Assignment
The records follow. Print, word for word, the first line through the "This cell differs" line.

Dataset excerpts
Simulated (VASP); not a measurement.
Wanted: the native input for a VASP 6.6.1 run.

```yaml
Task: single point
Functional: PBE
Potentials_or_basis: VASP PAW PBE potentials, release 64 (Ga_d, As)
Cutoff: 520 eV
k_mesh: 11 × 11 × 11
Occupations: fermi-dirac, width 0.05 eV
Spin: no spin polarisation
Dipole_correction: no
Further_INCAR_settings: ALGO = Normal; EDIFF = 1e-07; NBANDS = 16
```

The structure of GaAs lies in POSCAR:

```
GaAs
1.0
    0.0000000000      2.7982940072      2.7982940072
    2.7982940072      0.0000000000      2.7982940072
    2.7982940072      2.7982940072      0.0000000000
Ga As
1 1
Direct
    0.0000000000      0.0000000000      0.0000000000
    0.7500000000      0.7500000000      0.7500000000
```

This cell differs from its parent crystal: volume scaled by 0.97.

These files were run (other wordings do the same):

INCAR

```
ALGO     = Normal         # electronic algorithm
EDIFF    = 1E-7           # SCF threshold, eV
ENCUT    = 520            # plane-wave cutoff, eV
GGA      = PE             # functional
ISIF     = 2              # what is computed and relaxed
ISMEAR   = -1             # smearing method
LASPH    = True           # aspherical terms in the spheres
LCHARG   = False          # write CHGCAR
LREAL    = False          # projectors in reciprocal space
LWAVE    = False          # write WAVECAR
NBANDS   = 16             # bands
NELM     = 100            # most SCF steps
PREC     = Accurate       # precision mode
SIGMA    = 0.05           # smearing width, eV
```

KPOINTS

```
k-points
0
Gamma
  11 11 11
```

Task output
Simulated (VASP); not a measurement.
Wanted: the native input for a VASP 6.6.1 run.

```yaml
Task: single point
Functional: PBE
Potentials_or_basis: VASP PAW PBE potentials, release 64 (Ga_d, As)
Cutoff: 520 eV
k_mesh: 11 × 11 × 11
Occupations: fermi-dirac, width 0.05 eV
Spin: no spin polarisation
Dipole_correction: no
Further_INCAR_settings: ALGO = Normal; EDIFF = 1e-07; NBANDS = 16
```

The structure of GaAs lies in POSCAR:

```
GaAs
1.0
    0.0000000000      2.7982940072      2.7982940072
    2.7982940072      0.0000000000      2.7982940072
    2.7982940072      2.7982940072      0.0000000000
Ga As
1 1
Direct
    0.0000000000      0.0000000000      0.0000000000
    0.7500000000      0.7500000000      0.7500000000
```

This cell differs from its parent crystal: volume scaled by 0.97.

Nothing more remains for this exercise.